Assignment
When you reach the records below, output each one exactly.

Material shown
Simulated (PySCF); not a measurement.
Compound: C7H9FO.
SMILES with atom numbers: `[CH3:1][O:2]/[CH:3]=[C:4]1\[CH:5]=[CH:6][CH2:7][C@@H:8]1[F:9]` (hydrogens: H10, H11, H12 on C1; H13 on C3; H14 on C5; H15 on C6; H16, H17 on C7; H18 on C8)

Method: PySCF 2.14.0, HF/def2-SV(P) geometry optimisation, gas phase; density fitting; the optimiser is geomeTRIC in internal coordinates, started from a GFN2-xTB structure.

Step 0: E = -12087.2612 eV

Expected answer
Simulated (PySCF); not a measurement.
Compound: C7H9FO.
SMILES with atom numbers: `[CH3:1][O:2]/[CH:3]=[C:4]1\[CH:5]=[CH:6][CH2:7][C@@H:8]1[F:9]` (hydrogens: H10, H11, H12 on C1; H13 on C3; H14 on C5; H15 on C6; H16, H17 on C7; H18 on C8)

Method: PySCF 2.14.0, HF/def2-SV(P) geometry optimisation, gas phase; density fitting; the optimiser is geomeTRIC in internal coordinates, started from a GFN2-xTB structure.

Step 0: E = -12087.2612 eV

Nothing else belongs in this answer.